## Provided records:
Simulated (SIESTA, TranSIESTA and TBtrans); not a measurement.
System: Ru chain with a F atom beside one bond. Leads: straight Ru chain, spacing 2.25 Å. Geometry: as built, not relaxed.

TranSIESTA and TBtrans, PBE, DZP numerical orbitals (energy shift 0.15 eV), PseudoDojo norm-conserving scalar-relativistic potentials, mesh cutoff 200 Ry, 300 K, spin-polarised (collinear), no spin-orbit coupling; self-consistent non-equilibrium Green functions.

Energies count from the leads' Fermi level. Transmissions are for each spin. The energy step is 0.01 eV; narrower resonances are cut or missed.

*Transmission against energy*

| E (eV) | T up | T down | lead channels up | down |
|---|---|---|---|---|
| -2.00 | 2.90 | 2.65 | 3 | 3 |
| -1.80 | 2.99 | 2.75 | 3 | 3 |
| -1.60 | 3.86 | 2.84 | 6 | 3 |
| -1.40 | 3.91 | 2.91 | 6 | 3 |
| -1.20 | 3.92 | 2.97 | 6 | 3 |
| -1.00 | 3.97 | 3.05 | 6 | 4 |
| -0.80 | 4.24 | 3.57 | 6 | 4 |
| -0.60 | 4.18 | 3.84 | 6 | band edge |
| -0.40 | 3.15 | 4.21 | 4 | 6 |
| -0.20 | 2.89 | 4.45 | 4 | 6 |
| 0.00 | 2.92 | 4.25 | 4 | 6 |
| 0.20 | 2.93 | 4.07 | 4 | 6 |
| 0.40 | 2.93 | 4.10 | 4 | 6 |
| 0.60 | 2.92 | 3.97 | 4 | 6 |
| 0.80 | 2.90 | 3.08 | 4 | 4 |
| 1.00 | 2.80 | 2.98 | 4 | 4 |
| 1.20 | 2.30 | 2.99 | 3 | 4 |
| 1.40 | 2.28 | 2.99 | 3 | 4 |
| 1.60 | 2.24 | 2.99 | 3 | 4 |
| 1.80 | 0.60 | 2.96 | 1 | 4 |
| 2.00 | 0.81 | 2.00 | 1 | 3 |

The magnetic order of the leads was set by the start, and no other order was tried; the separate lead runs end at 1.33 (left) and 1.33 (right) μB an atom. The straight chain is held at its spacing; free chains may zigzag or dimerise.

## Work order:
Please print the lines from the start of the records up to and including the line with "4.21 | 4 | 6 |", copying each one exactly and leaving out the rest.

## Task output:
Simulated (SIESTA, TranSIESTA and TBtrans); not a measurement.
System: Ru chain with a F atom beside one bond. Leads: straight Ru chain, spacing 2.25 Å. Geometry: as built, not relaxed.

TranSIESTA and TBtrans, PBE, DZP numerical orbitals (energy shift 0.15 eV), PseudoDojo norm-conserving scalar-relativistic potentials, mesh cutoff 200 Ry, 300 K, spin-polarised (collinear), no spin-orbit coupling; self-consistent non-equilibrium Green functions.

Energies count from the leads' Fermi level. Transmissions are for each spin. The energy step is 0.01 eV; narrower resonances are cut or missed.

*Transmission against energy*

| E (eV) | T up | T down | lead channels up | down |
|---|---|---|---|---|
| -2.00 | 2.90 | 2.65 | 3 | 3 |
| -1.80 | 2.99 | 2.75 | 3 | 3 |
| -1.60 | 3.86 | 2.84 | 6 | 3 |
| -1.40 | 3.91 | 2.91 | 6 | 3 |
| -1.20 | 3.92 | 2.97 | 6 | 3 |
| -1.00 | 3.97 | 3.05 | 6 | 4 |
| -0.80 | 4.24 | 3.57 | 6 | 4 |
| -0.60 | 4.18 | 3.84 | 6 | band edge |
| -0.40 | 3.15 | 4.21 | 4 | 6 |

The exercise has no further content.